Activity: Would you reproduce, without any alteration, the lines from the opening line of the entries through the line that has "Result: Zero (an" in it?

Dataset records:
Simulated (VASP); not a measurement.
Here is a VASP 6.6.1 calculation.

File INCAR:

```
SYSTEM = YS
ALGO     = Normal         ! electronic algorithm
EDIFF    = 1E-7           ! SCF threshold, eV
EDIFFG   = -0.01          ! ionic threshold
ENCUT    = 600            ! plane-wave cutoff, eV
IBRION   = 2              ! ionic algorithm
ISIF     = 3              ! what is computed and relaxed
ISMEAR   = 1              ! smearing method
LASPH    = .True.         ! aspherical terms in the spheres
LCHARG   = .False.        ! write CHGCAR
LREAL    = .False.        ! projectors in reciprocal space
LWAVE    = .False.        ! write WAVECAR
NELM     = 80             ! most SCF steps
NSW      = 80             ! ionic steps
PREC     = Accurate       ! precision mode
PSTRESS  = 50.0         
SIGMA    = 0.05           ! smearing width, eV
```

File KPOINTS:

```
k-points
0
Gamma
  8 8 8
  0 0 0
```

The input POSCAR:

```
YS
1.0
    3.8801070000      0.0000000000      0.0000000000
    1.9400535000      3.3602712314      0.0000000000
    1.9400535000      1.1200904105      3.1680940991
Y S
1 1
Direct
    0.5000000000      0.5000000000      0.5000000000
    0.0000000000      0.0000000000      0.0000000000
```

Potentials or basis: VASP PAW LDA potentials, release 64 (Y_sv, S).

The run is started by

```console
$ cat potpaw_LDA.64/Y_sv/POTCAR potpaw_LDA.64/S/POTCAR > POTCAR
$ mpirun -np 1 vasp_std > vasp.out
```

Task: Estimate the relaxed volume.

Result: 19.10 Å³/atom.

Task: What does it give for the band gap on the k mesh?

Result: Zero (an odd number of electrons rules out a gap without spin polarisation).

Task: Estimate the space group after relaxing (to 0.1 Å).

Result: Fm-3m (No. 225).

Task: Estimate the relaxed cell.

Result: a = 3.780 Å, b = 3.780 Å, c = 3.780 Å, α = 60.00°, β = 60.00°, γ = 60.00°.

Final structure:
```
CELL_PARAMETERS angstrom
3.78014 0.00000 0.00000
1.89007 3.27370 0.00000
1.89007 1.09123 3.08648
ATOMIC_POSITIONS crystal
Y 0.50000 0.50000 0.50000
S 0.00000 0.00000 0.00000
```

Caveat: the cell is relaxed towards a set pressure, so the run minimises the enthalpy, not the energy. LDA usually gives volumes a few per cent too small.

Answer section:
Simulated (VASP); not a measurement.
Here is a VASP 6.6.1 calculation.

File INCAR:

```
SYSTEM = YS
ALGO     = Normal         ! electronic algorithm
EDIFF    = 1E-7           ! SCF threshold, eV
EDIFFG   = -0.01          ! ionic threshold
ENCUT    = 600            ! plane-wave cutoff, eV
IBRION   = 2              ! ionic algorithm
ISIF     = 3              ! what is computed and relaxed
ISMEAR   = 1              ! smearing method
LASPH    = .True.         ! aspherical terms in the spheres
LCHARG   = .False.        ! write CHGCAR
LREAL    = .False.        ! projectors in reciprocal space
LWAVE    = .False.        ! write WAVECAR
NELM     = 80             ! most SCF steps
NSW      = 80             ! ionic steps
PREC     = Accurate       ! precision mode
PSTRESS  = 50.0         
SIGMA    = 0.05           ! smearing width, eV
```

File KPOINTS:

```
k-points
0
Gamma
  8 8 8
  0 0 0
```

The input POSCAR:

```
YS
1.0
    3.8801070000      0.0000000000      0.0000000000
    1.9400535000      3.3602712314      0.0000000000
    1.9400535000      1.1200904105      3.1680940991
Y S
1 1
Direct
    0.5000000000      0.5000000000      0.5000000000
    0.0000000000      0.0000000000      0.0000000000
```

Potentials or basis: VASP PAW LDA potentials, release 64 (Y_sv, S).

The run is started by

```console
$ cat potpaw_LDA.64/Y_sv/POTCAR potpaw_LDA.64/S/POTCAR > POTCAR
$ mpirun -np 1 vasp_std > vasp.out
```

Task: Estimate the relaxed volume.

Result: 19.10 Å³/atom.

Task: What does it give for the band gap on the k mesh?

Result: Zero (an odd number of electrons rules out a gap without spin polarisation).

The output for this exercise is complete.